• Assigned task: Could you write out the lines below exactly, beginning with the first and finishing with the one that contains "- Occupations: gaussian, width 0.1 eV"?

• Data records:
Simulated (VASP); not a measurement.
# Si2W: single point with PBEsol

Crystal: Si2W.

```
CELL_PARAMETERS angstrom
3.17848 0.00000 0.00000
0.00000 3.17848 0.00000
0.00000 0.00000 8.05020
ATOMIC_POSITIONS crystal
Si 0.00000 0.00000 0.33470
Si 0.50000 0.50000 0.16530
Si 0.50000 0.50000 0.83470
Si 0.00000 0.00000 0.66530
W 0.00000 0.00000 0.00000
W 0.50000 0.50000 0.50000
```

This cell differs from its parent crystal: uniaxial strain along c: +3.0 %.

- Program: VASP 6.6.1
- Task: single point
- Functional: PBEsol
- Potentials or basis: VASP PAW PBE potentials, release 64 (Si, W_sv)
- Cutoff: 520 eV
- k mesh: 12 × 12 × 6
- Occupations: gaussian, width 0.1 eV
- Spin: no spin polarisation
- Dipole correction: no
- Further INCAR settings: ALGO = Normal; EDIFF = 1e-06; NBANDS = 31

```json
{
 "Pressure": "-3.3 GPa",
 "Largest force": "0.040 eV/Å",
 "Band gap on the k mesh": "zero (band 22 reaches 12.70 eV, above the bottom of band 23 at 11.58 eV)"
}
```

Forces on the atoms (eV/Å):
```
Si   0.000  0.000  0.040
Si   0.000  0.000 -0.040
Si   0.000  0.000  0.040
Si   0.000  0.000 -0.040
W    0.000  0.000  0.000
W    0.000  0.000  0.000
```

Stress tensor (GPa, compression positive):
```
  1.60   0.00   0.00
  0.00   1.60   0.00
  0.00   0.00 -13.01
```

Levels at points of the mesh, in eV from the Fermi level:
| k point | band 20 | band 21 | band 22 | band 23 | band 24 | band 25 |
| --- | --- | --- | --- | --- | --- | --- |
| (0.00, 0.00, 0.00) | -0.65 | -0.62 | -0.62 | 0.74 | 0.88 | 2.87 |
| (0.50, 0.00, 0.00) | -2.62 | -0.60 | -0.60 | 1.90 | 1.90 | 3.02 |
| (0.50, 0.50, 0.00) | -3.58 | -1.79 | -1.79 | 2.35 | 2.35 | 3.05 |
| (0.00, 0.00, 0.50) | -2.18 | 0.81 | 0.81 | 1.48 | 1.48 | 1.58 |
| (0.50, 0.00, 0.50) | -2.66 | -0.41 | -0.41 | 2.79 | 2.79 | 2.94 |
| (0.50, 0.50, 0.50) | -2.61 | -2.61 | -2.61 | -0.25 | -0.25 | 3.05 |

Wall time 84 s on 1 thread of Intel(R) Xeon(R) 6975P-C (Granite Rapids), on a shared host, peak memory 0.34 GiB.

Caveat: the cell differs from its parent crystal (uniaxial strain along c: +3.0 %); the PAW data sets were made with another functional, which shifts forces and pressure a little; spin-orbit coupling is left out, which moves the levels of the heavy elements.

• Your solution:
Simulated (VASP); not a measurement.
# Si2W: single point with PBEsol

Crystal: Si2W.

```
CELL_PARAMETERS angstrom
3.17848 0.00000 0.00000
0.00000 3.17848 0.00000
0.00000 0.00000 8.05020
ATOMIC_POSITIONS crystal
Si 0.00000 0.00000 0.33470
Si 0.50000 0.50000 0.16530
Si 0.50000 0.50000 0.83470
Si 0.00000 0.00000 0.66530
W 0.00000 0.00000 0.00000
W 0.50000 0.50000 0.50000
```

This cell differs from its parent crystal: uniaxial strain along c: +3.0 %.

- Program: VASP 6.6.1
- Task: single point
- Functional: PBEsol
- Potentials or basis: VASP PAW PBE potentials, release 64 (Si, W_sv)
- Cutoff: 520 eV
- k mesh: 12 × 12 × 6
- Occupations: gaussian, width 0.1 eV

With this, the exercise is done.